Assignment >>
Keep only the lines from the start of the data through the line containing "This is the PBE-relaxed structure.", and output them exactly.

__________

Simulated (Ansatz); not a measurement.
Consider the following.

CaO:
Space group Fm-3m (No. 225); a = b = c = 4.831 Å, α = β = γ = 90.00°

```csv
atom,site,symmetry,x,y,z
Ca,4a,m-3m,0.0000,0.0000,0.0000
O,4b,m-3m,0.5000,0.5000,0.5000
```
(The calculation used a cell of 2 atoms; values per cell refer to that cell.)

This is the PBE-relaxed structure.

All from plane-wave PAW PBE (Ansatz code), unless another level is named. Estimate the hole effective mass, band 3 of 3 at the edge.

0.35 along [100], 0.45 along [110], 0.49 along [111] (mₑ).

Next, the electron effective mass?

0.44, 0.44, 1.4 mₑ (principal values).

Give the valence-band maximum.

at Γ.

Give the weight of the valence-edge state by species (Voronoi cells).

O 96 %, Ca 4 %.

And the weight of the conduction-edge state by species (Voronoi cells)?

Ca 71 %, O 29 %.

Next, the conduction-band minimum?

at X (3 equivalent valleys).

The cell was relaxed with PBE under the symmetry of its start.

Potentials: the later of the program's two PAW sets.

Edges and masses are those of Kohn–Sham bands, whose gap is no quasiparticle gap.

__________

Problem solution >>
Simulated (Ansatz); not a measurement.
Consider the following.

CaO:
Space group Fm-3m (No. 225); a = b = c = 4.831 Å, α = β = γ = 90.00°

```csv
atom,site,symmetry,x,y,z
Ca,4a,m-3m,0.0000,0.0000,0.0000
O,4b,m-3m,0.5000,0.5000,0.5000
```
(The calculation used a cell of 2 atoms; values per cell refer to that cell.)

This is the PBE-relaxed structure.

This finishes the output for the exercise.